Excerpted data:
+-------+
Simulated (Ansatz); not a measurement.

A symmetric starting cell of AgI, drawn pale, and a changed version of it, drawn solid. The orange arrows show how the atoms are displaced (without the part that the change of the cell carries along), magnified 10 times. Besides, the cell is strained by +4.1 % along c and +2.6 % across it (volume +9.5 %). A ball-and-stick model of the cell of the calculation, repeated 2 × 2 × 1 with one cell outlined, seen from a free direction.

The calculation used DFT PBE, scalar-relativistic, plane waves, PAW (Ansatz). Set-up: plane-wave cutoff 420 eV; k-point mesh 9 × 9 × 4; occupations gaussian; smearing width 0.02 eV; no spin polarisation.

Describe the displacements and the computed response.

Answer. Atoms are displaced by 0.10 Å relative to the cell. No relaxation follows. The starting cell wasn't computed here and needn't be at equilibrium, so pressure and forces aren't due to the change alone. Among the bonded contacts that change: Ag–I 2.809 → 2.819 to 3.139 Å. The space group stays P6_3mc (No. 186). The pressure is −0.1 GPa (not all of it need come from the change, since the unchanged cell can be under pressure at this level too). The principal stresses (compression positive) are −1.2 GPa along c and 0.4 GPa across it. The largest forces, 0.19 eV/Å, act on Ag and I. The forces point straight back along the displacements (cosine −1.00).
+-------+

Assigned task:
Could you retype exactly the lines above, starting at the line that contains "A symmetric starting" and ending at the line that contains "Describe the displacements", and nothing more?

Written solution:
A symmetric starting cell of AgI, drawn pale, and a changed version of it, drawn solid. The orange arrows show how the atoms are displaced (without the part that the change of the cell carries along), magnified 10 times. Besides, the cell is strained by +4.1 % along c and +2.6 % across it (volume +9.5 %). A ball-and-stick model of the cell of the calculation, repeated 2 × 2 × 1 with one cell outlined, seen from a free direction.

The calculation used DFT PBE, scalar-relativistic, plane waves, PAW (Ansatz). Set-up: plane-wave cutoff 420 eV; k-point mesh 9 × 9 × 4; occupations gaussian; smearing width 0.02 eV; no spin polarisation.

Describe the displacements and the computed response.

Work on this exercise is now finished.